• _REQUIREMENT_
What you return should be the lines from the first line of the records below through the line holding "Level: GIAO KT2/pcSseg-1", unchanged.

• _EXCERPTED DATA_
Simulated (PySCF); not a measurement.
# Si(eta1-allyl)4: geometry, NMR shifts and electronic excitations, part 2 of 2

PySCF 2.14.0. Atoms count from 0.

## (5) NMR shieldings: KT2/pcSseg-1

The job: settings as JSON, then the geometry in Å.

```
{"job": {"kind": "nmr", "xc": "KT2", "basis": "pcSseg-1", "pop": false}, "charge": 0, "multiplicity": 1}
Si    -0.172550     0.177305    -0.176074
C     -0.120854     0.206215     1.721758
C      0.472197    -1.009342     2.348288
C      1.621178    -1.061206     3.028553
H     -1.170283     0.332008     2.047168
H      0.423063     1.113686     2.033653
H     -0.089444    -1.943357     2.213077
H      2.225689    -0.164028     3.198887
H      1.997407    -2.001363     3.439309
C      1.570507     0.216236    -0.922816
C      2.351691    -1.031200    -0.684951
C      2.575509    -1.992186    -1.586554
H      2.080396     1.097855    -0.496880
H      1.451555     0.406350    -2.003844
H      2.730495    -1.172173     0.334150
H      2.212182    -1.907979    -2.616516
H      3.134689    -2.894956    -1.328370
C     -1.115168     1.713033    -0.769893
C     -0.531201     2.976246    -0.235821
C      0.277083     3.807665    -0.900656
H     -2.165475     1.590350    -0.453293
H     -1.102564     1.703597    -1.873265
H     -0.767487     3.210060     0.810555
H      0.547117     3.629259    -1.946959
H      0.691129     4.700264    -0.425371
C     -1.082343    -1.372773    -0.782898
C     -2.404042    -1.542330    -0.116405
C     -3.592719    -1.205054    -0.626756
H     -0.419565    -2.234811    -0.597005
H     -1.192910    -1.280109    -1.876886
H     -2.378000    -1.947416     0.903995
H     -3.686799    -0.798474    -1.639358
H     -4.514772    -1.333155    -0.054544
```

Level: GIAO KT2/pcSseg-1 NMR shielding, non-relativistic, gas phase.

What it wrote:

• _RESPONSE AREA_
Simulated (PySCF); not a measurement.
# Si(eta1-allyl)4: geometry, NMR shifts and electronic excitations, part 2 of 2

PySCF 2.14.0. Atoms count from 0.

## (5) NMR shieldings: KT2/pcSseg-1

The job: settings as JSON, then the geometry in Å.

```
{"job": {"kind": "nmr", "xc": "KT2", "basis": "pcSseg-1", "pop": false}, "charge": 0, "multiplicity": 1}
Si    -0.172550     0.177305    -0.176074
C     -0.120854     0.206215     1.721758
C      0.472197    -1.009342     2.348288
C      1.621178    -1.061206     3.028553
H     -1.170283     0.332008     2.047168
H      0.423063     1.113686     2.033653
H     -0.089444    -1.943357     2.213077
H      2.225689    -0.164028     3.198887
H      1.997407    -2.001363     3.439309
C      1.570507     0.216236    -0.922816
C      2.351691    -1.031200    -0.684951
C      2.575509    -1.992186    -1.586554
H      2.080396     1.097855    -0.496880
H      1.451555     0.406350    -2.003844
H      2.730495    -1.172173     0.334150
H      2.212182    -1.907979    -2.616516
H      3.134689    -2.894956    -1.328370
C     -1.115168     1.713033    -0.769893
C     -0.531201     2.976246    -0.235821
C      0.277083     3.807665    -0.900656
H     -2.165475     1.590350    -0.453293
H     -1.102564     1.703597    -1.873265
H     -0.767487     3.210060     0.810555
H      0.547117     3.629259    -1.946959
H      0.691129     4.700264    -0.425371
C     -1.082343    -1.372773    -0.782898
C     -2.404042    -1.542330    -0.116405
C     -3.592719    -1.205054    -0.626756
H     -0.419565    -2.234811    -0.597005
H     -1.192910    -1.280109    -1.876886
H     -2.378000    -1.947416     0.903995
H     -3.686799    -0.798474    -1.639358
H     -4.514772    -1.333155    -0.054544
```

Level: GIAO KT2/pcSseg-1 NMR shielding, non-relativistic, gas phase.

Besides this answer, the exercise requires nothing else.